Exercise: From the entries below, reproduce exactly the line containing "0.0 | 14.66 |", the line containing "r2SCAN+D4 | none | 0.0 | 14.77 |", and every line in between, with nothing added.

Record excerpts Start Marker
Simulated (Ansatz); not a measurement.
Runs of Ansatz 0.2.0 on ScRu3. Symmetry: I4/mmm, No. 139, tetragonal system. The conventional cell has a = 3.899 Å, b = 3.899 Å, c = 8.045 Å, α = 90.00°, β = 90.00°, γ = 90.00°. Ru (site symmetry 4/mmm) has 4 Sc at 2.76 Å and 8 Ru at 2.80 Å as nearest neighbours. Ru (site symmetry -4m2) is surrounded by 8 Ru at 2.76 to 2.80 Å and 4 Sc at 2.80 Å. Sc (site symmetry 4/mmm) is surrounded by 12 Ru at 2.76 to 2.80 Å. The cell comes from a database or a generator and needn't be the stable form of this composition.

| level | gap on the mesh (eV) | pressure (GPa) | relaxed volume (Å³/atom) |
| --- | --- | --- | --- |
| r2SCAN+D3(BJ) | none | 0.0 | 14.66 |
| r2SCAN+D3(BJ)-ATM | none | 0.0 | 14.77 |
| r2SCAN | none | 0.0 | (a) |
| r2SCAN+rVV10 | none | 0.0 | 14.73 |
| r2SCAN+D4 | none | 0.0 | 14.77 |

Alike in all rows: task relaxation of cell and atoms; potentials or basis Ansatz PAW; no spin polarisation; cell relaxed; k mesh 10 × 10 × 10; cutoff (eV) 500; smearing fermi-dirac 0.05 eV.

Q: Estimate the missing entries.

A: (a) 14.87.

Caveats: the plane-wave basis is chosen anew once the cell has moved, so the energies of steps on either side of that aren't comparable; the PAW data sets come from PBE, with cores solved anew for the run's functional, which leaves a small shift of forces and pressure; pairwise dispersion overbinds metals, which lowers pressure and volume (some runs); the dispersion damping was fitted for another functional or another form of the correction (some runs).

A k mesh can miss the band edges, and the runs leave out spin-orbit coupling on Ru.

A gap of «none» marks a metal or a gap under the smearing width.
Record excerpts End Marker

Your solution:
| r2SCAN+D3(BJ) | none | 0.0 | 14.66 |
| r2SCAN+D3(BJ)-ATM | none | 0.0 | 14.77 |
| r2SCAN | none | 0.0 | (a) |
| r2SCAN+rVV10 | none | 0.0 | 14.73 |
| r2SCAN+D4 | none | 0.0 | 14.77 |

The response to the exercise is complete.